SUPPLIED ENTRIES:
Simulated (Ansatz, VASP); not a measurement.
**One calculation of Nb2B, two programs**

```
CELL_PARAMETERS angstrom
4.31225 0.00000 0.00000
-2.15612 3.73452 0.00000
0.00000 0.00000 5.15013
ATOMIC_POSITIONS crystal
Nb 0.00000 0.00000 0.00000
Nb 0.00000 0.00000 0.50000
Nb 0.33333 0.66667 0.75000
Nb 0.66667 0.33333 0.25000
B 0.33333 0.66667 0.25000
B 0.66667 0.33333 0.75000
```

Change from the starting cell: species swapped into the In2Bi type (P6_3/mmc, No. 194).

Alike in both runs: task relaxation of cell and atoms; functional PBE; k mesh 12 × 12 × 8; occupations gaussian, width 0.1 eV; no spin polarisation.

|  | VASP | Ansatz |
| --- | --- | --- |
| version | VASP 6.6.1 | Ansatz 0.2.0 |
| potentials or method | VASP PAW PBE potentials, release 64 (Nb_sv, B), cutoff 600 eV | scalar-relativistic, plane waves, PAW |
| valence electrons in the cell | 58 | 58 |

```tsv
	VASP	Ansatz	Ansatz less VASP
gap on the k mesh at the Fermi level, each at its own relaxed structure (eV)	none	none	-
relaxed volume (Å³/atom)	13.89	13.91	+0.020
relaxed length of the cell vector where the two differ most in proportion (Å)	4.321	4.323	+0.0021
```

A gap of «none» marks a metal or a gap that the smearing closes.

WORK REQUEST:
Beginning at the first line of the records, give again each line exactly as written, ending with the line that contains "Change from the".

EXERCISE ANSWER:
Simulated (Ansatz, VASP); not a measurement.
**One calculation of Nb2B, two programs**

```
CELL_PARAMETERS angstrom
4.31225 0.00000 0.00000
-2.15612 3.73452 0.00000
0.00000 0.00000 5.15013
ATOMIC_POSITIONS crystal
Nb 0.00000 0.00000 0.00000
Nb 0.00000 0.00000 0.50000
Nb 0.33333 0.66667 0.75000
Nb 0.66667 0.33333 0.25000
B 0.33333 0.66667 0.25000
B 0.66667 0.33333 0.75000
```

Change from the starting cell: species swapped into the In2Bi type (P6_3/mmc, No. 194).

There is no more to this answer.